### Action item
Nothing in the entries should change; repeat them exactly.

[Opening Data excerpts section]

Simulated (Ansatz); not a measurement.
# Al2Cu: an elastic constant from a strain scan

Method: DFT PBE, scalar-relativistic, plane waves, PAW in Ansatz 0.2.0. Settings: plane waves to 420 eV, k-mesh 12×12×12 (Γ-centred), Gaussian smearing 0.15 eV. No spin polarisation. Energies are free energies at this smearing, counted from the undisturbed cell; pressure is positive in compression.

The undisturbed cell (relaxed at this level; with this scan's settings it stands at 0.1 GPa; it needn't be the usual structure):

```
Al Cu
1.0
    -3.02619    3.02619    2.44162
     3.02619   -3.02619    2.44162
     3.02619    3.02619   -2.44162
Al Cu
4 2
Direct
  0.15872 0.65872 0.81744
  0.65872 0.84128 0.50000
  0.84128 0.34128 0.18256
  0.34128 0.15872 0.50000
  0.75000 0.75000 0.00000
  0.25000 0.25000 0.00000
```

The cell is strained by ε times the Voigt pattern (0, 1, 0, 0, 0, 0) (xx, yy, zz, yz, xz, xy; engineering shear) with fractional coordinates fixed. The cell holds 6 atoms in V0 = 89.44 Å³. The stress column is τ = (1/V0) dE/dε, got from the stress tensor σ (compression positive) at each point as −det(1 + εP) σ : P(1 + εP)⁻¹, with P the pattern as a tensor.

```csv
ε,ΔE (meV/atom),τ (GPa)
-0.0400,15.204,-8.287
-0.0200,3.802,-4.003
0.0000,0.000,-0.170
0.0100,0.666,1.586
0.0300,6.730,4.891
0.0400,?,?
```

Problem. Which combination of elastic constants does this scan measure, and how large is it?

[Closing Data excerpts section]

### Your response
Simulated (Ansatz); not a measurement.
# Al2Cu: an elastic constant from a strain scan

Method: DFT PBE, scalar-relativistic, plane waves, PAW in Ansatz 0.2.0. Settings: plane waves to 420 eV, k-mesh 12×12×12 (Γ-centred), Gaussian smearing 0.15 eV. No spin polarisation. Energies are free energies at this smearing, counted from the undisturbed cell; pressure is positive in compression.

The undisturbed cell (relaxed at this level; with this scan's settings it stands at 0.1 GPa; it needn't be the usual structure):

```
Al Cu
1.0
    -3.02619    3.02619    2.44162
     3.02619   -3.02619    2.44162
     3.02619    3.02619   -2.44162
Al Cu
4 2
Direct
  0.15872 0.65872 0.81744
  0.65872 0.84128 0.50000
  0.84128 0.34128 0.18256
  0.34128 0.15872 0.50000
  0.75000 0.75000 0.00000
  0.25000 0.25000 0.00000
```

The cell is strained by ε times the Voigt pattern (0, 1, 0, 0, 0, 0) (xx, yy, zz, yz, xz, xy; engineering shear) with fractional coordinates fixed. The cell holds 6 atoms in V0 = 89.44 Å³. The stress column is τ = (1/V0) dE/dε, got from the stress tensor σ (compression positive) at each point as −det(1 + εP) σ : P(1 + εP)⁻¹, with P the pattern as a tensor.

```csv
ε,ΔE (meV/atom),τ (GPa)
-0.0400,15.204,-8.287
-0.0200,3.802,-4.003
0.0000,0.000,-0.170
0.0100,0.666,1.586
0.0300,6.730,4.891
0.0400,?,?
```

Problem. Which combination of elastic constants does this scan measure, and how large is it?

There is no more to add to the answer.